### Assigned task
The full listing should be transcribed verbatim.

Segment Start: Listed records

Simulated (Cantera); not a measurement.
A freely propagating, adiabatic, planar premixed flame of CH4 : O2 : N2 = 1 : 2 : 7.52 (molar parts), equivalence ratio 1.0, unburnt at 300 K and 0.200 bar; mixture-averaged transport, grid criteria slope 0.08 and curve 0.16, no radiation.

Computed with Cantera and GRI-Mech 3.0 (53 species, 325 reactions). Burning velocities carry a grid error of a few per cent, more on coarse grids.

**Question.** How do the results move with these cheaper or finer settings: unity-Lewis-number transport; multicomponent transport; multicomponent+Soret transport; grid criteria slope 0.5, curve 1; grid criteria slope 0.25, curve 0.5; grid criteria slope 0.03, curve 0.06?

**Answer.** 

Segment End: Listed records

### Answer box
Simulated (Cantera); not a measurement.
A freely propagating, adiabatic, planar premixed flame of CH4 : O2 : N2 = 1 : 2 : 7.52 (molar parts), equivalence ratio 1.0, unburnt at 300 K and 0.200 bar; mixture-averaged transport, grid criteria slope 0.08 and curve 0.16, no radiation.

Computed with Cantera and GRI-Mech 3.0 (53 species, 325 reactions). Burning velocities carry a grid error of a few per cent, more on coarse grids.

**Question.** How do the results move with these cheaper or finer settings: unity-Lewis-number transport; multicomponent transport; multicomponent+Soret transport; grid criteria slope 0.5, curve 1; grid criteria slope 0.25, curve 0.5; grid criteria slope 0.03, curve 0.06?

**Answer.** 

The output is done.